ASSIGNMENT:
Reproduce the data below line by line, from its first line to the line with "the point group.", both included, and nothing past that point.

ENTRIES SHOWN:
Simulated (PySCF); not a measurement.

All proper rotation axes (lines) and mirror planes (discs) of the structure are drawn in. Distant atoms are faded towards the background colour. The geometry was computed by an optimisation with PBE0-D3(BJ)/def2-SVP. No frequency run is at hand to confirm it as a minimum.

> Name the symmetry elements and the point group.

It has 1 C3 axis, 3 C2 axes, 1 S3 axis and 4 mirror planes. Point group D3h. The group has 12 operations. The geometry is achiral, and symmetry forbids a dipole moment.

TASK OUTPUT:
Simulated (PySCF); not a measurement.

All proper rotation axes (lines) and mirror planes (discs) of the structure are drawn in. Distant atoms are faded towards the background colour. The geometry was computed by an optimisation with PBE0-D3(BJ)/def2-SVP. No frequency run is at hand to confirm it as a minimum.

> Name the symmetry elements and the point group.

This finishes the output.